# Material shown
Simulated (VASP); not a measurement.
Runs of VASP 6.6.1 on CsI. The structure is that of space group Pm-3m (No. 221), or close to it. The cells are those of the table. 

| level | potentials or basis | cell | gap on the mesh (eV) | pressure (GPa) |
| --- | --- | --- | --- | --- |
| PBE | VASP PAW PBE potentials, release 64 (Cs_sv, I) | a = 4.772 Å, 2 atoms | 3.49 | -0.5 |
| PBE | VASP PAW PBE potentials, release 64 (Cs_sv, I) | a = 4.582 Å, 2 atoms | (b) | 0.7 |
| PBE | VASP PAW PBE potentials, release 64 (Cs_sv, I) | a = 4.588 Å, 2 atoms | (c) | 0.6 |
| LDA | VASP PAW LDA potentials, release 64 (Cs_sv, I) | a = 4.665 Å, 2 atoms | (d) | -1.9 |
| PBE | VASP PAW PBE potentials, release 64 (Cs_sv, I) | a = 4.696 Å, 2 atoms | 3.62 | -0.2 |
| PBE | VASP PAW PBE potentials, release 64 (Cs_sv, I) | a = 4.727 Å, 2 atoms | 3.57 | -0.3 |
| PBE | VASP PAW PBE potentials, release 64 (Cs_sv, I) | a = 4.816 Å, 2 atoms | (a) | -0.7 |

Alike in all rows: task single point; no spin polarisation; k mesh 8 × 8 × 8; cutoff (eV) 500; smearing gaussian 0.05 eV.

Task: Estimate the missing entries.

# Work task
Repeat the material exactly, please, so that each line matches its source.

# Expected answer
Simulated (VASP); not a measurement.
Runs of VASP 6.6.1 on CsI. The structure is that of space group Pm-3m (No. 221), or close to it. The cells are those of the table. 

| level | potentials or basis | cell | gap on the mesh (eV) | pressure (GPa) |
| --- | --- | --- | --- | --- |
| PBE | VASP PAW PBE potentials, release 64 (Cs_sv, I) | a = 4.772 Å, 2 atoms | 3.49 | -0.5 |
| PBE | VASP PAW PBE potentials, release 64 (Cs_sv, I) | a = 4.582 Å, 2 atoms | (b) | 0.7 |
| PBE | VASP PAW PBE potentials, release 64 (Cs_sv, I) | a = 4.588 Å, 2 atoms | (c) | 0.6 |
| LDA | VASP PAW LDA potentials, release 64 (Cs_sv, I) | a = 4.665 Å, 2 atoms | (d) | -1.9 |
| PBE | VASP PAW PBE potentials, release 64 (Cs_sv, I) | a = 4.696 Å, 2 atoms | 3.62 | -0.2 |
| PBE | VASP PAW PBE potentials, release 64 (Cs_sv, I) | a = 4.727 Å, 2 atoms | 3.57 | -0.3 |
| PBE | VASP PAW PBE potentials, release 64 (Cs_sv, I) | a = 4.816 Å, 2 atoms | (a) | -0.7 |

Alike in all rows: task single point; no spin polarisation; k mesh 8 × 8 × 8; cutoff (eV) 500; smearing gaussian 0.05 eV.

Task: Estimate the missing entries.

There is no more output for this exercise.